▶ _Work request_: Please start at the first line of the records beneath and quote each line exactly, ending with the line containing "Write a Python".

▶ _Record set_:
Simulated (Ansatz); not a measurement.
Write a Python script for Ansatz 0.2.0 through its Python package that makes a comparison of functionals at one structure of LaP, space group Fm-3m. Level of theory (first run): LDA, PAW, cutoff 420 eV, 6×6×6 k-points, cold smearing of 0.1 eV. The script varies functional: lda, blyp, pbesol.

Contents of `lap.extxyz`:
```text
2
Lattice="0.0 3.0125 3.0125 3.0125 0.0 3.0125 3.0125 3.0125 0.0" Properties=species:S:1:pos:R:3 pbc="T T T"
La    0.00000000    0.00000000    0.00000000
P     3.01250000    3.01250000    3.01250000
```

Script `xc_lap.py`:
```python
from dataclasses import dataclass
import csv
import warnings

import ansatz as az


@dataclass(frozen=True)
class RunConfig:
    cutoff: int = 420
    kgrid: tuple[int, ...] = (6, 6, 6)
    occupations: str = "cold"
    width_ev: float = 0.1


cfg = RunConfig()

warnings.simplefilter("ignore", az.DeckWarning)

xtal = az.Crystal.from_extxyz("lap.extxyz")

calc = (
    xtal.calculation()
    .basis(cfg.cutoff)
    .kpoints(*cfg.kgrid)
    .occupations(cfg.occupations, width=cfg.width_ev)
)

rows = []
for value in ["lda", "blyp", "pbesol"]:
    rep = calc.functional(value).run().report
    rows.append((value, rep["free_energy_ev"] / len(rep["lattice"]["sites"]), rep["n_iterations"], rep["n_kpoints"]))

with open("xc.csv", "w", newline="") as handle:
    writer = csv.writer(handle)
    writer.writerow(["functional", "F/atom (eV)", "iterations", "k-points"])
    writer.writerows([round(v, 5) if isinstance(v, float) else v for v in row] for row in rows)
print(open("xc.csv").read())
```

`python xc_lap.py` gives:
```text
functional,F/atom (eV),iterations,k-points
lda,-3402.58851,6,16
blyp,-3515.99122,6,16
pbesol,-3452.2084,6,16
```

▶ _Exercise response_:
Simulated (Ansatz); not a measurement.
Write a Python script for Ansatz 0.2.0 through its Python package that makes a comparison of functionals at one structure of LaP, space group Fm-3m. Level of theory (first run): LDA, PAW, cutoff 420 eV, 6×6×6 k-points, cold smearing of 0.1 eV. The script varies functional: lda, blyp, pbesol.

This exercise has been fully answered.